>>>>>

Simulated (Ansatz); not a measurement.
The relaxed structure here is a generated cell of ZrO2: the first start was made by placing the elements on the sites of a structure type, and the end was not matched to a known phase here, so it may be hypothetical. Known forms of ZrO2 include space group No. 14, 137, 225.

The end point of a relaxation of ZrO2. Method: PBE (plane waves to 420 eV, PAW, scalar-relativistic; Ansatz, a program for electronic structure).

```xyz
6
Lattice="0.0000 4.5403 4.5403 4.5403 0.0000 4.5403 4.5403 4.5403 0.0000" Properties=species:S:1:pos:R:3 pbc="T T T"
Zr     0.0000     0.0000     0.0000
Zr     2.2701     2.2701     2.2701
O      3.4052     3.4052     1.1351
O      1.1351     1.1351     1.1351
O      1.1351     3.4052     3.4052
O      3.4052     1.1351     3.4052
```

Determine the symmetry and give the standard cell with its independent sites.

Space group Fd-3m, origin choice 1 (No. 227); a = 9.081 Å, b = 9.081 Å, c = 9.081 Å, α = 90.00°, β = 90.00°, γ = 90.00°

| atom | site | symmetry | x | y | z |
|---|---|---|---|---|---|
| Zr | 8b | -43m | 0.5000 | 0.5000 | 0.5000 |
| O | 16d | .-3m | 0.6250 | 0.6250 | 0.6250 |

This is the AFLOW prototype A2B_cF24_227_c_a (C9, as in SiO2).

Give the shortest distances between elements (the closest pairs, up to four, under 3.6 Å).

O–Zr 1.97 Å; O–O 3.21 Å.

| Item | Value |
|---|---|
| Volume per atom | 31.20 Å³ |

<<<<<

Your reply should hold only the lines from the first line of the records through the one with "The relaxed structure", reproduced word for word.

**TASK OUTPUT**
Simulated (Ansatz); not a measurement.
The relaxed structure here is a generated cell of ZrO2: the first start was made by placing the elements on the sites of a structure type, and the end was not matched to a known phase here, so it may be hypothetical. Known forms of ZrO2 include space group No. 14, 137, 225.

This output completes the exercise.